Your answer must be the listing, given again word for word.

== Information ==

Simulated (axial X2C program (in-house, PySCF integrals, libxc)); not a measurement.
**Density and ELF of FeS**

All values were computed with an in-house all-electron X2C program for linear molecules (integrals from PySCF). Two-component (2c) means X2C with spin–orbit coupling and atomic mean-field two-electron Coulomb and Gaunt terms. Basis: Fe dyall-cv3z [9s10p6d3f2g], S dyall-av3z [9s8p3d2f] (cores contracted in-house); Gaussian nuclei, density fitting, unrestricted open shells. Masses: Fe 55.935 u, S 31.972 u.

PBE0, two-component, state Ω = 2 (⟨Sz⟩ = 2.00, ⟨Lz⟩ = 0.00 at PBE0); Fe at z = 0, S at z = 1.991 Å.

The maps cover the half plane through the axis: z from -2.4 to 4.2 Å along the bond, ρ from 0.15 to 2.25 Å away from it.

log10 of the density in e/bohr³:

===

— Answer area —
Simulated (axial X2C program (in-house, PySCF integrals, libxc)); not a measurement.
**Density and ELF of FeS**

All values were computed with an in-house all-electron X2C program for linear molecules (integrals from PySCF). Two-component (2c) means X2C with spin–orbit coupling and atomic mean-field two-electron Coulomb and Gaunt terms. Basis: Fe dyall-cv3z [9s10p6d3f2g], S dyall-av3z [9s8p3d2f] (cores contracted in-house); Gaussian nuclei, density fitting, unrestricted open shells. Masses: Fe 55.935 u, S 31.972 u.

PBE0, two-component, state Ω = 2 (⟨Sz⟩ = 2.00, ⟨Lz⟩ = 0.00 at PBE0); Fe at z = 0, S at z = 1.991 Å.

The maps cover the half plane through the axis: z from -2.4 to 4.2 Å along the bond, ρ from 0.15 to 2.25 Å away from it.

log10 of the density in e/bohr³:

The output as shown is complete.